╭─ Material provided

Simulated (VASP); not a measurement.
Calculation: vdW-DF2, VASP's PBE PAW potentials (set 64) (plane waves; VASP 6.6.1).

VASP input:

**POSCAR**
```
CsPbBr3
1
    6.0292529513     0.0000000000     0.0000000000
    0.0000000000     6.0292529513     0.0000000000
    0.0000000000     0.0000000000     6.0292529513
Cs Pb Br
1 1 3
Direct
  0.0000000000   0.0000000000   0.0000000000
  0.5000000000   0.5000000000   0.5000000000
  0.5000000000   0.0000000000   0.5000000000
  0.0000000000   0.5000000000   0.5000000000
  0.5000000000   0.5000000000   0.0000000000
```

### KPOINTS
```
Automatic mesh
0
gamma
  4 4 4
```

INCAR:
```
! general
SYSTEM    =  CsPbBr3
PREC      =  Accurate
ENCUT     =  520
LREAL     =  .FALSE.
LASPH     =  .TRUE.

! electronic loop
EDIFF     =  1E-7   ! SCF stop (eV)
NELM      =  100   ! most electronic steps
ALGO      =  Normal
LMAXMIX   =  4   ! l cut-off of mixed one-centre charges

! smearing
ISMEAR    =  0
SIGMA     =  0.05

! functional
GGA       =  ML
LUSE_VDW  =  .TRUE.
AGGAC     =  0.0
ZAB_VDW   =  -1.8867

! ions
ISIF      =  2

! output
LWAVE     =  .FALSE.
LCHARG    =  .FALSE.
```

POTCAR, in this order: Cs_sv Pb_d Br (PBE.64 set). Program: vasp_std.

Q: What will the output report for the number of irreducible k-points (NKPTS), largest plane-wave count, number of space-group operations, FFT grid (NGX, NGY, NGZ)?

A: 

╰─

▶ _Assigned task_
Up to and including the line with "Q: What will", restate the records above word for word from the very first line.

▶ _Written response_
Simulated (VASP); not a measurement.
Calculation: vdW-DF2, VASP's PBE PAW potentials (set 64) (plane waves; VASP 6.6.1).

VASP input:

**POSCAR**
```
CsPbBr3
1
    6.0292529513     0.0000000000     0.0000000000
    0.0000000000     6.0292529513     0.0000000000
    0.0000000000     0.0000000000     6.0292529513
Cs Pb Br
1 1 3
Direct
  0.0000000000   0.0000000000   0.0000000000
  0.5000000000   0.5000000000   0.5000000000
  0.5000000000   0.0000000000   0.5000000000
  0.0000000000   0.5000000000   0.5000000000
  0.5000000000   0.5000000000   0.0000000000
```

### KPOINTS
```
Automatic mesh
0
gamma
  4 4 4
```

INCAR:
```
! general
SYSTEM    =  CsPbBr3
PREC      =  Accurate
ENCUT     =  520
LREAL     =  .FALSE.
LASPH     =  .TRUE.

! electronic loop
EDIFF     =  1E-7   ! SCF stop (eV)
NELM      =  100   ! most electronic steps
ALGO      =  Normal
LMAXMIX   =  4   ! l cut-off of mixed one-centre charges

! smearing
ISMEAR    =  0
SIGMA     =  0.05

! functional
GGA       =  ML
LUSE_VDW  =  .TRUE.
AGGAC     =  0.0
ZAB_VDW   =  -1.8867

! ions
ISIF      =  2

! output
LWAVE     =  .FALSE.
LCHARG    =  .FALSE.
```

POTCAR, in this order: Cs_sv Pb_d Br (PBE.64 set). Program: vasp_std.

Q: What will the output report for the number of irreducible k-points (NKPTS), largest plane-wave count, number of space-group operations, FFT grid (NGX, NGY, NGZ)?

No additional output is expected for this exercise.